+ + + + + + +
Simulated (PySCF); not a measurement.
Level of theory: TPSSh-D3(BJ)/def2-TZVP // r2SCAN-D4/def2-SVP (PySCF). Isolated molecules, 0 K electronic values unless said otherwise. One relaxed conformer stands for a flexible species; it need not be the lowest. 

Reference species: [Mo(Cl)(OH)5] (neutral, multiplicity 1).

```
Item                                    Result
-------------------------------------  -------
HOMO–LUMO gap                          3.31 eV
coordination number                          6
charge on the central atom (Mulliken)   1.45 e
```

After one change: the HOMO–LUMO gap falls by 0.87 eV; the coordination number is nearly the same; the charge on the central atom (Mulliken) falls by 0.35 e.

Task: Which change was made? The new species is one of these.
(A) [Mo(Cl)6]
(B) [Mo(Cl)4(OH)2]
+ + + + + + +

# REQUIRED ACTION:
Transcribe the entries exactly.

# EXPECTED ANSWER:
Simulated (PySCF); not a measurement.
Level of theory: TPSSh-D3(BJ)/def2-TZVP // r2SCAN-D4/def2-SVP (PySCF). Isolated molecules, 0 K electronic values unless said otherwise. One relaxed conformer stands for a flexible species; it need not be the lowest. 

Reference species: [Mo(Cl)(OH)5] (neutral, multiplicity 1).

```
Item                                    Result
-------------------------------------  -------
HOMO–LUMO gap                          3.31 eV
coordination number                          6
charge on the central atom (Mulliken)   1.45 e
```

After one change: the HOMO–LUMO gap falls by 0.87 eV; the coordination number is nearly the same; the charge on the central atom (Mulliken) falls by 0.35 e.

Task: Which change was made? The new species is one of these.
(A) [Mo(Cl)6]
(B) [Mo(Cl)4(OH)2]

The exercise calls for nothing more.